WORK TASK: Every line of the data below should be retyped exactly.

** Opening AVAILABLE DATA block **

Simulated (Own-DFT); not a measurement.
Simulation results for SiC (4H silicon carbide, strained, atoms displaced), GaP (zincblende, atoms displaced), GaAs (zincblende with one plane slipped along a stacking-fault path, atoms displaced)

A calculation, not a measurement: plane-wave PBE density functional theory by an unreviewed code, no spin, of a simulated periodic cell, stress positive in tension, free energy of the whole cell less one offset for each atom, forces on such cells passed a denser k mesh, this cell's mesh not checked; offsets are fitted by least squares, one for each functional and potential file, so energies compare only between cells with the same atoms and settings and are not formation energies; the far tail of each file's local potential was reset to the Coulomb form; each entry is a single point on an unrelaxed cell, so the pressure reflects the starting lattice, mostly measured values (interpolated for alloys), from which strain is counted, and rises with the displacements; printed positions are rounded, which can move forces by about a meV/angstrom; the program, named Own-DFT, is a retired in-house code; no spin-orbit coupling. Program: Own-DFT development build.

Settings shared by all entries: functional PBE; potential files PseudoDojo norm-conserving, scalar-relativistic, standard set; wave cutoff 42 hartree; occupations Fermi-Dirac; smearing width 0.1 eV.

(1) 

** Closing AVAILABLE DATA block **

WRITTEN RESPONSE:
Simulated (Own-DFT); not a measurement.
Simulation results for SiC (4H silicon carbide, strained, atoms displaced), GaP (zincblende, atoms displaced), GaAs (zincblende with one plane slipped along a stacking-fault path, atoms displaced)

A calculation, not a measurement: plane-wave PBE density functional theory by an unreviewed code, no spin, of a simulated periodic cell, stress positive in tension, free energy of the whole cell less one offset for each atom, forces on such cells passed a denser k mesh, this cell's mesh not checked; offsets are fitted by least squares, one for each functional and potential file, so energies compare only between cells with the same atoms and settings and are not formation energies; the far tail of each file's local potential was reset to the Coulomb form; each entry is a single point on an unrelaxed cell, so the pressure reflects the starting lattice, mostly measured values (interpolated for alloys), from which strain is counted, and rises with the displacements; printed positions are rounded, which can move forces by about a meV/angstrom; the program, named Own-DFT, is a retired in-house code; no spin-orbit coupling. Program: Own-DFT development build.

Settings shared by all entries: functional PBE; potential files PseudoDojo norm-conserving, scalar-relativistic, standard set; wave cutoff 42 hartree; occupations Fermi-Dirac; smearing width 0.1 eV.

(1) 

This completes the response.